• _WORK TASK_
Line by line, the entries below are to be reproduced unaltered.

• _INFORMATION_
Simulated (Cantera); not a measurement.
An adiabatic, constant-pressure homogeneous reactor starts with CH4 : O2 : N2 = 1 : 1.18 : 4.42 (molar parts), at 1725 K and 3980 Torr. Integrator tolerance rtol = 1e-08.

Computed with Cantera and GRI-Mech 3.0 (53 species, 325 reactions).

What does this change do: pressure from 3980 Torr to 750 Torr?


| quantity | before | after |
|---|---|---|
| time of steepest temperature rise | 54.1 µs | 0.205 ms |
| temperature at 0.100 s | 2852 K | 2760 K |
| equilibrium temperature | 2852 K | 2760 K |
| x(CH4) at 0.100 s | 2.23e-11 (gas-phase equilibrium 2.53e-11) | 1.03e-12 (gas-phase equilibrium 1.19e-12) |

• _EXERCISE OUTPUT_
Simulated (Cantera); not a measurement.
An adiabatic, constant-pressure homogeneous reactor starts with CH4 : O2 : N2 = 1 : 1.18 : 4.42 (molar parts), at 1725 K and 3980 Torr. Integrator tolerance rtol = 1e-08.

Computed with Cantera and GRI-Mech 3.0 (53 species, 325 reactions).

What does this change do: pressure from 3980 Torr to 750 Torr?


| quantity | before | after |
|---|---|---|
| time of steepest temperature rise | 54.1 µs | 0.205 ms |
| temperature at 0.100 s | 2852 K | 2760 K |
| equilibrium temperature | 2852 K | 2760 K |
| x(CH4) at 0.100 s | 2.23e-11 (gas-phase equilibrium 2.53e-11) | 1.03e-12 (gas-phase equilibrium 1.19e-12) |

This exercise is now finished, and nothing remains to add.